▸ **Requirement**
Transcribe the stretch of entries below from the line with "BiCl2, SMILES [Cl][Bi+][Cl]" through the line with "Harmonic wavenumbers (cm⁻¹): 124, 388, 403.", exactly and with both ends included; leave out all other lines.

___ Entries shown ___
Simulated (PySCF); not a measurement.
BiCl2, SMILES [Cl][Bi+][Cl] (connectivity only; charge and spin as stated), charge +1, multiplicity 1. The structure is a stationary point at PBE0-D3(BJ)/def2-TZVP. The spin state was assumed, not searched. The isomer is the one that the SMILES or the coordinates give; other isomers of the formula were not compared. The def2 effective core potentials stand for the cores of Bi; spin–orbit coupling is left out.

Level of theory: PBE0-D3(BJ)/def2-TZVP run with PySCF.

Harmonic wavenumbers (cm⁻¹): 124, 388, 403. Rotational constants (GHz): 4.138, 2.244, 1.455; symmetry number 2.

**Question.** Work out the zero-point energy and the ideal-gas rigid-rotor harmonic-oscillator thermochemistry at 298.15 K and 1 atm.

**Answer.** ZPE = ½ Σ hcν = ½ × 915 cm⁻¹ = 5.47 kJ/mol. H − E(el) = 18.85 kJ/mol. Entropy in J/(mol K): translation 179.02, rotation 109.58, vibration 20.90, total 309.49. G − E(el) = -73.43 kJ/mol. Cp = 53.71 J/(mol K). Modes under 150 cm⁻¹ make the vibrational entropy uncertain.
___

▸ **Worked solution**
BiCl2, SMILES [Cl][Bi+][Cl] (connectivity only; charge and spin as stated), charge +1, multiplicity 1. The structure is a stationary point at PBE0-D3(BJ)/def2-TZVP. The spin state was assumed, not searched. The isomer is the one that the SMILES or the coordinates give; other isomers of the formula were not compared. The def2 effective core potentials stand for the cores of Bi; spin–orbit coupling is left out.

Level of theory: PBE0-D3(BJ)/def2-TZVP run with PySCF.

Harmonic wavenumbers (cm⁻¹): 124, 388, 403. Rotational constants (GHz): 4.138, 2.244, 1.455; symmetry number 2.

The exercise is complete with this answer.